--- Input data Enclosed Below ---

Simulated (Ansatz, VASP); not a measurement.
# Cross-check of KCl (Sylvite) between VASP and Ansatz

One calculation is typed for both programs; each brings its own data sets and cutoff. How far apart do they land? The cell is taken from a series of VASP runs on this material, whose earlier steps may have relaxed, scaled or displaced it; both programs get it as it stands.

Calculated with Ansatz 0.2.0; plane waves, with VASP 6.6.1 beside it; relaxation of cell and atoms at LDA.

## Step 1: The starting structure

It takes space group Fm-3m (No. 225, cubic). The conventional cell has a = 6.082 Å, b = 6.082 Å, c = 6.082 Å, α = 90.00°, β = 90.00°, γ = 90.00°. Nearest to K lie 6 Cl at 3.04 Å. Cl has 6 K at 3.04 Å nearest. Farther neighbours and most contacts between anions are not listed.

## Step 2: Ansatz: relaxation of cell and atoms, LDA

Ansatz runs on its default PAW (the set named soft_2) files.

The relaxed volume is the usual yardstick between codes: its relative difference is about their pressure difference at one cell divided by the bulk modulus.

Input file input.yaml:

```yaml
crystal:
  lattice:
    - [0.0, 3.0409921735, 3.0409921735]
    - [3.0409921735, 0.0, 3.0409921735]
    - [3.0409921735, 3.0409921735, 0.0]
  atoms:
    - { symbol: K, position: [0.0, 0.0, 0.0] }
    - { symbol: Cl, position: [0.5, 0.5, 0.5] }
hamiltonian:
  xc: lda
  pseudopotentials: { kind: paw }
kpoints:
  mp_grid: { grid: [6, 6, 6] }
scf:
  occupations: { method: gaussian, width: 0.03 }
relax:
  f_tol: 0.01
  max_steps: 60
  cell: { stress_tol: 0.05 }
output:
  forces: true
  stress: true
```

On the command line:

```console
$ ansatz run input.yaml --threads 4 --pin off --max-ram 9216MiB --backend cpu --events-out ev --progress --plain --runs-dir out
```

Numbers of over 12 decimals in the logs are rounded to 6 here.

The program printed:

--- End of Enclosed Input data ---

**Work request:** Print, please, the lines above from the very first through the one that holds "It takes space", both included, word for word and with nothing else.

**Problem solution:**
Simulated (Ansatz, VASP); not a measurement.
# Cross-check of KCl (Sylvite) between VASP and Ansatz

One calculation is typed for both programs; each brings its own data sets and cutoff. How far apart do they land? The cell is taken from a series of VASP runs on this material, whose earlier steps may have relaxed, scaled or displaced it; both programs get it as it stands.

Calculated with Ansatz 0.2.0; plane waves, with VASP 6.6.1 beside it; relaxation of cell and atoms at LDA.

## Step 1: The starting structure

It takes space group Fm-3m (No. 225, cubic). The conventional cell has a = 6.082 Å, b = 6.082 Å, c = 6.082 Å, α = 90.00°, β = 90.00°, γ = 90.00°. Nearest to K lie 6 Cl at 3.04 Å. Cl has 6 K at 3.04 Å nearest. Farther neighbours and most contacts between anions are not listed.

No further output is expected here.